- **Requirement**: Nothing should be output except the lines from the top of the material below through the line that contains "What did the", each exactly as written.

****************
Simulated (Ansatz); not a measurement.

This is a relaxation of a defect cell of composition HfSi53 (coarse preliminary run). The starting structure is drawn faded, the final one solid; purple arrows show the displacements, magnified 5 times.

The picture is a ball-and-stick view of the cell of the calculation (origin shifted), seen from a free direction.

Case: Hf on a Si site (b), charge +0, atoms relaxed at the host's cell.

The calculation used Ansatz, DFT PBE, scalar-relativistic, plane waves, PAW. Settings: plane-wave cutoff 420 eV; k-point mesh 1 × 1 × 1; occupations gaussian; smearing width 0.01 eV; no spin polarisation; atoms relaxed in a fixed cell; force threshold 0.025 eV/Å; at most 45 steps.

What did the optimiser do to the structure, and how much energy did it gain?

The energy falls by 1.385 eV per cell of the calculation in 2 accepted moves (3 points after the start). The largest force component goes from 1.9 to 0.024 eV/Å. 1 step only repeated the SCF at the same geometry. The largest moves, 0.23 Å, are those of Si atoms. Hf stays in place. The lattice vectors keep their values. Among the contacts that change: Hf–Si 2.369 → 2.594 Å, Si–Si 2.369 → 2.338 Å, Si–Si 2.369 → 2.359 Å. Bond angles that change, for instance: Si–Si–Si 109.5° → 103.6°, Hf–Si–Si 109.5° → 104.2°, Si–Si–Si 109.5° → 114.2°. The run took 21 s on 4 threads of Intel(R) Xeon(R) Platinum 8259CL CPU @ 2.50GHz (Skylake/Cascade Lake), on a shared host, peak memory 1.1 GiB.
****************

- **Expected answer**:
Simulated (Ansatz); not a measurement.

This is a relaxation of a defect cell of composition HfSi53 (coarse preliminary run). The starting structure is drawn faded, the final one solid; purple arrows show the displacements, magnified 5 times.

The picture is a ball-and-stick view of the cell of the calculation (origin shifted), seen from a free direction.

Case: Hf on a Si site (b), charge +0, atoms relaxed at the host's cell.

The calculation used Ansatz, DFT PBE, scalar-relativistic, plane waves, PAW. Settings: plane-wave cutoff 420 eV; k-point mesh 1 × 1 × 1; occupations gaussian; smearing width 0.01 eV; no spin polarisation; atoms relaxed in a fixed cell; force threshold 0.025 eV/Å; at most 45 steps.

What did the optimiser do to the structure, and how much energy did it gain?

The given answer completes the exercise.